########
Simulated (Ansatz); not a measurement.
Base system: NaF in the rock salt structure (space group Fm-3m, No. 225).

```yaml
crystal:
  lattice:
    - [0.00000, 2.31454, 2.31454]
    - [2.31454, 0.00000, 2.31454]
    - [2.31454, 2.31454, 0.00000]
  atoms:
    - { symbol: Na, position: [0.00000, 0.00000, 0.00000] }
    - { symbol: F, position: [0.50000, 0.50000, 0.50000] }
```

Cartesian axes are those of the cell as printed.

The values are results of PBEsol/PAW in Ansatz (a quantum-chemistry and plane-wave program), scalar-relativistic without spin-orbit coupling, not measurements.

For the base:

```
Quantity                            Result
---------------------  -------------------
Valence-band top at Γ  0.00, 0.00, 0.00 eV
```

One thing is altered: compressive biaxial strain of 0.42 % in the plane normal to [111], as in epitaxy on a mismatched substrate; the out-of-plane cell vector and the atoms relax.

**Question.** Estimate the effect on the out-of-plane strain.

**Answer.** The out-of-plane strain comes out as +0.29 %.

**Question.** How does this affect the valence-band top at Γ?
########

The answer should be the first line of the material and every line after it through the line containing "as +0.29 %.", exactly as written, and nothing else.

* **Worked solution**
Simulated (Ansatz); not a measurement.
Base system: NaF in the rock salt structure (space group Fm-3m, No. 225).

```yaml
crystal:
  lattice:
    - [0.00000, 2.31454, 2.31454]
    - [2.31454, 0.00000, 2.31454]
    - [2.31454, 2.31454, 0.00000]
  atoms:
    - { symbol: Na, position: [0.00000, 0.00000, 0.00000] }
    - { symbol: F, position: [0.50000, 0.50000, 0.50000] }
```

Cartesian axes are those of the cell as printed.

The values are results of PBEsol/PAW in Ansatz (a quantum-chemistry and plane-wave program), scalar-relativistic without spin-orbit coupling, not measurements.

For the base:

```
Quantity                            Result
---------------------  -------------------
Valence-band top at Γ  0.00, 0.00, 0.00 eV
```

One thing is altered: compressive biaxial strain of 0.42 % in the plane normal to [111], as in epitaxy on a mismatched substrate; the out-of-plane cell vector and the atoms relax.

**Question.** Estimate the effect on the out-of-plane strain.

**Answer.** The out-of-plane strain comes out as +0.29 %.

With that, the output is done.